ASSIGNED TASK:
Every line of the data is to be transcribed without error.

STUDY MATERIAL:
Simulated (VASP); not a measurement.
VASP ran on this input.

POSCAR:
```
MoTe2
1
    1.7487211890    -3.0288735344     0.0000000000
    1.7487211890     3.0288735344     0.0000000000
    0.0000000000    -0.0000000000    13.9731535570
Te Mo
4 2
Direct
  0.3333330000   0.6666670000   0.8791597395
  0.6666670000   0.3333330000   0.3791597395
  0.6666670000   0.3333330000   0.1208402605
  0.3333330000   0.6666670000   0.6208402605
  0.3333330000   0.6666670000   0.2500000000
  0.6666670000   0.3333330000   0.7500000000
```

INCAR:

TASK RESULT:
Simulated (VASP); not a measurement.
VASP ran on this input.

POSCAR:
```
MoTe2
1
    1.7487211890    -3.0288735344     0.0000000000
    1.7487211890     3.0288735344     0.0000000000
    0.0000000000    -0.0000000000    13.9731535570
Te Mo
4 2
Direct
  0.3333330000   0.6666670000   0.8791597395
  0.6666670000   0.3333330000   0.3791597395
  0.6666670000   0.3333330000   0.1208402605
  0.3333330000   0.6666670000   0.6208402605
  0.3333330000   0.6666670000   0.2500000000
  0.6666670000   0.3333330000   0.7500000000
```

INCAR:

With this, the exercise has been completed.